* [ASSIGNED TASK]: Of the records that follow, copy only the lines from the line containing "Question: Give the" to the line containing "2.4 | 0.00 |", both included, exactly as written.

* [DATASET]:
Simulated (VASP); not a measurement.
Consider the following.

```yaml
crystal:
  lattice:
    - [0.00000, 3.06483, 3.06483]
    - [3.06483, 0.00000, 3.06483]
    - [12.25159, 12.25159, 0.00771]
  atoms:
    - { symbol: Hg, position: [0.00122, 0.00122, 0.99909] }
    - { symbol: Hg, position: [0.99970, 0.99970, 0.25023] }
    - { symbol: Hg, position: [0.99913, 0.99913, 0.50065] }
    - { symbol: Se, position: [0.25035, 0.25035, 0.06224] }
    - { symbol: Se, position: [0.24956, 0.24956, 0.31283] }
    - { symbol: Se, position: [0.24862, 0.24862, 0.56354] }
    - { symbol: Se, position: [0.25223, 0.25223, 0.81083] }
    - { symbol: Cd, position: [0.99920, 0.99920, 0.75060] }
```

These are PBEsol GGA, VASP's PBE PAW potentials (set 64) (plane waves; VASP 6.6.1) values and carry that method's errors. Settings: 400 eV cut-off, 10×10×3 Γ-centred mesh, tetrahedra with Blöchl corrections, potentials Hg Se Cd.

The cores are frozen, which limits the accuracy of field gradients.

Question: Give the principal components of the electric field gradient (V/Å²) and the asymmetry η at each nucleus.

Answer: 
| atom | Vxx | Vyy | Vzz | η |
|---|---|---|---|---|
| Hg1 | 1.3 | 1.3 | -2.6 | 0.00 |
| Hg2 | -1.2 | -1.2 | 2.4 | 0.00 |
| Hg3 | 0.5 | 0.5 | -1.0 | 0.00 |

* [TASK ANSWER]:
Question: Give the principal components of the electric field gradient (V/Å²) and the asymmetry η at each nucleus.

Answer: 
| atom | Vxx | Vyy | Vzz | η |
|---|---|---|---|---|
| Hg1 | 1.3 | 1.3 | -2.6 | 0.00 |
| Hg2 | -1.2 | -1.2 | 2.4 | 0.00 |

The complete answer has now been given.